# # #

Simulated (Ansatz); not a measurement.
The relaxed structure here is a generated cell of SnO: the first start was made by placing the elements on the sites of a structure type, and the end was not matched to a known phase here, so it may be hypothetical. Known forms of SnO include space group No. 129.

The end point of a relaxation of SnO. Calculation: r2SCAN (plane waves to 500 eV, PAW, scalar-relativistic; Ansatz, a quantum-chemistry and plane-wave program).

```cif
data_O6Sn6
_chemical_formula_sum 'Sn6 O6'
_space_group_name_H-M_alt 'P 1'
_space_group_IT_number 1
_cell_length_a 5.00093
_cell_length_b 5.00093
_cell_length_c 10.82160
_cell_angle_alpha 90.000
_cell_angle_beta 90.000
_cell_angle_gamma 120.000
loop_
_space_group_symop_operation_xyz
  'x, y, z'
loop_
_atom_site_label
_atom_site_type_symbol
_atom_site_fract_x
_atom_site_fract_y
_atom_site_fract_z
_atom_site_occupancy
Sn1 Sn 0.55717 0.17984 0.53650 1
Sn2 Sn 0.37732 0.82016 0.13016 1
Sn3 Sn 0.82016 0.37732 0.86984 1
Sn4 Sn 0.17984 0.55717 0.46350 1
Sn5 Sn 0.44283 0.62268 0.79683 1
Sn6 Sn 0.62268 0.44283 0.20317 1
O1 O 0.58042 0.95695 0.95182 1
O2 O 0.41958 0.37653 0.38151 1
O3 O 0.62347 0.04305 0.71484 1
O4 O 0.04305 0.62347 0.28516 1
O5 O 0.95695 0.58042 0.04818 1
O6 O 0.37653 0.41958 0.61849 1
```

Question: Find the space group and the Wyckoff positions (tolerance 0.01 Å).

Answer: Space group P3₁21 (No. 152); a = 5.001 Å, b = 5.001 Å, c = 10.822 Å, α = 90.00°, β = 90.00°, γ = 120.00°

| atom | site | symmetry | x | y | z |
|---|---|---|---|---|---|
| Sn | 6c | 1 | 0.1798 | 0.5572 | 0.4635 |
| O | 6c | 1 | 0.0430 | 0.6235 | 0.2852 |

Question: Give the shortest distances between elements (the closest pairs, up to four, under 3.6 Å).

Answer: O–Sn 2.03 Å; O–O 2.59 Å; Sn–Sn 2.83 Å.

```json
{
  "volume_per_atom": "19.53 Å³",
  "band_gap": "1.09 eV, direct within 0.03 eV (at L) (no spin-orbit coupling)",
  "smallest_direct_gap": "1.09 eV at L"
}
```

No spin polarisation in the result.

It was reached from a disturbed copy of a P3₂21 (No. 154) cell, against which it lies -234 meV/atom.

# # #

WORK ORDER => Look through the material above and print exactly the lines from the one containing "Answer: Space group" to the one containing "No spin polarisation in the result.", both included, and nothing more.

ANSWER SECTION =>
Answer: Space group P3₁21 (No. 152); a = 5.001 Å, b = 5.001 Å, c = 10.822 Å, α = 90.00°, β = 90.00°, γ = 120.00°

| atom | site | symmetry | x | y | z |
|---|---|---|---|---|---|
| Sn | 6c | 1 | 0.1798 | 0.5572 | 0.4635 |
| O | 6c | 1 | 0.0430 | 0.6235 | 0.2852 |

Question: Give the shortest distances between elements (the closest pairs, up to four, under 3.6 Å).

Answer: O–Sn 2.03 Å; O–O 2.59 Å; Sn–Sn 2.83 Å.

```json
{
  "volume_per_atom": "19.53 Å³",
  "band_gap": "1.09 eV, direct within 0.03 eV (at L) (no spin-orbit coupling)",
  "smallest_direct_gap": "1.09 eV at L"
}
```

No spin polarisation in the result.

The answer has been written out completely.